[DATA UNDER STUDY — start]

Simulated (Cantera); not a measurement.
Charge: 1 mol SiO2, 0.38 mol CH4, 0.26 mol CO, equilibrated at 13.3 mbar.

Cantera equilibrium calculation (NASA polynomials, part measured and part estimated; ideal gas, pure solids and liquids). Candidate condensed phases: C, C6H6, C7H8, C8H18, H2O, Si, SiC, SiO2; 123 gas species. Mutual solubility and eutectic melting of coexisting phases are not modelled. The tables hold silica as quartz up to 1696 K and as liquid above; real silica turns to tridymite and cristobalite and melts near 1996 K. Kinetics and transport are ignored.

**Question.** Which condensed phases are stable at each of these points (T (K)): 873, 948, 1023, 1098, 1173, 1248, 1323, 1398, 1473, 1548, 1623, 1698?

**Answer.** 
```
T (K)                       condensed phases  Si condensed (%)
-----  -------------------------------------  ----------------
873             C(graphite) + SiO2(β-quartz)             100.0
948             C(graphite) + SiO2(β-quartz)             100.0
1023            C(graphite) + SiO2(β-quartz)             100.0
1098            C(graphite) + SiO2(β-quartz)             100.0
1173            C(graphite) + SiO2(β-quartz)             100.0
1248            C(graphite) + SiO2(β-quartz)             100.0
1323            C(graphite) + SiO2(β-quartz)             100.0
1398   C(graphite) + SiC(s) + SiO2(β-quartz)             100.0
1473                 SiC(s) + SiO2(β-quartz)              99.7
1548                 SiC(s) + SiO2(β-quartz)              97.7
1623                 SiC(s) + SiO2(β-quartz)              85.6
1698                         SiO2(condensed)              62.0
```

[DATA UNDER STUDY — finish]

#### WORK INSTRUCTION:
Repeat the material in full, exactly as it reads.

#### ANSWER BOX:
Simulated (Cantera); not a measurement.
Charge: 1 mol SiO2, 0.38 mol CH4, 0.26 mol CO, equilibrated at 13.3 mbar.

Cantera equilibrium calculation (NASA polynomials, part measured and part estimated; ideal gas, pure solids and liquids). Candidate condensed phases: C, C6H6, C7H8, C8H18, H2O, Si, SiC, SiO2; 123 gas species. Mutual solubility and eutectic melting of coexisting phases are not modelled. The tables hold silica as quartz up to 1696 K and as liquid above; real silica turns to tridymite and cristobalite and melts near 1996 K. Kinetics and transport are ignored.

**Question.** Which condensed phases are stable at each of these points (T (K)): 873, 948, 1023, 1098, 1173, 1248, 1323, 1398, 1473, 1548, 1623, 1698?

**Answer.** 
```
T (K)                       condensed phases  Si condensed (%)
-----  -------------------------------------  ----------------
873             C(graphite) + SiO2(β-quartz)             100.0
948             C(graphite) + SiO2(β-quartz)             100.0
1023            C(graphite) + SiO2(β-quartz)             100.0
1098            C(graphite) + SiO2(β-quartz)             100.0
1173            C(graphite) + SiO2(β-quartz)             100.0
1248            C(graphite) + SiO2(β-quartz)             100.0
1323            C(graphite) + SiO2(β-quartz)             100.0
1398   C(graphite) + SiC(s) + SiO2(β-quartz)             100.0
1473                 SiC(s) + SiO2(β-quartz)              99.7
1548                 SiC(s) + SiO2(β-quartz)              97.7
1623                 SiC(s) + SiO2(β-quartz)              85.6
1698                         SiO2(condensed)              62.0
```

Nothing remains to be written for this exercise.